■ **WORK TASK**: Copy each line below exactly.

■ **INFORMATION**:
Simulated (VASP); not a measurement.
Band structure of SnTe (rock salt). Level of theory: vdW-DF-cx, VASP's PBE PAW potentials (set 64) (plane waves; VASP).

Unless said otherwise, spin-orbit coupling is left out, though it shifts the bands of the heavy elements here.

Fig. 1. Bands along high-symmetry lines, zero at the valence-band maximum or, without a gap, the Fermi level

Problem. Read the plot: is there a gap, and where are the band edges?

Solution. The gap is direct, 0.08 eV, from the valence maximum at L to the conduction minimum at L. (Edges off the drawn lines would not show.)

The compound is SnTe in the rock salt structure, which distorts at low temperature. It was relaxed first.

■ **TASK RESULT**:
Simulated (VASP); not a measurement.
Band structure of SnTe (rock salt). Level of theory: vdW-DF-cx, VASP's PBE PAW potentials (set 64) (plane waves; VASP).

Unless said otherwise, spin-orbit coupling is left out, though it shifts the bands of the heavy elements here.

Fig. 1. Bands along high-symmetry lines, zero at the valence-band maximum or, without a gap, the Fermi level

Problem. Read the plot: is there a gap, and where are the band edges?

Solution. The gap is direct, 0.08 eV, from the valence maximum at L to the conduction minimum at L. (Edges off the drawn lines would not show.)

The compound is SnTe in the rock salt structure, which distorts at low temperature. It was relaxed first.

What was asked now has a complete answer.